REQUIREMENT >> Restate the records so that not a single word differs.

SUPPLIED ENTRIES >>
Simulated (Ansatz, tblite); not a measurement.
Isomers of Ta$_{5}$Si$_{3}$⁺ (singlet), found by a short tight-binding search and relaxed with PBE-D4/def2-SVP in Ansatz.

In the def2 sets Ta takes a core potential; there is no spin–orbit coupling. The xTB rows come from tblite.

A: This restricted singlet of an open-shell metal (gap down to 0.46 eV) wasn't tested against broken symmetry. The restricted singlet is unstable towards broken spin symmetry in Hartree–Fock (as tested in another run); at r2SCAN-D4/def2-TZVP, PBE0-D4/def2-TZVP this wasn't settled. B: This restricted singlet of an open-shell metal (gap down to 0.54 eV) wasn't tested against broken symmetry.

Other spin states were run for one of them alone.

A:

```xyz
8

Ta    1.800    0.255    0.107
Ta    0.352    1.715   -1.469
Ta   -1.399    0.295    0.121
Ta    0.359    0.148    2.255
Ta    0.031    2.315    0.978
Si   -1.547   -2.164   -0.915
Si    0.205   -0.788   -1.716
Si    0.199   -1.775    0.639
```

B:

ANSWER SECTION >>
Simulated (Ansatz, tblite); not a measurement.
Isomers of Ta$_{5}$Si$_{3}$⁺ (singlet), found by a short tight-binding search and relaxed with PBE-D4/def2-SVP in Ansatz.

In the def2 sets Ta takes a core potential; there is no spin–orbit coupling. The xTB rows come from tblite.

A: This restricted singlet of an open-shell metal (gap down to 0.46 eV) wasn't tested against broken symmetry. The restricted singlet is unstable towards broken spin symmetry in Hartree–Fock (as tested in another run); at r2SCAN-D4/def2-TZVP, PBE0-D4/def2-TZVP this wasn't settled. B: This restricted singlet of an open-shell metal (gap down to 0.54 eV) wasn't tested against broken symmetry.

Other spin states were run for one of them alone.

A:

```xyz
8

Ta    1.800    0.255    0.107
Ta    0.352    1.715   -1.469
Ta   -1.399    0.295    0.121
Ta    0.359    0.148    2.255
Ta    0.031    2.315    0.978
Si   -1.547   -2.164   -0.915
Si    0.205   -0.788   -1.716
Si    0.199   -1.775    0.639
```

B:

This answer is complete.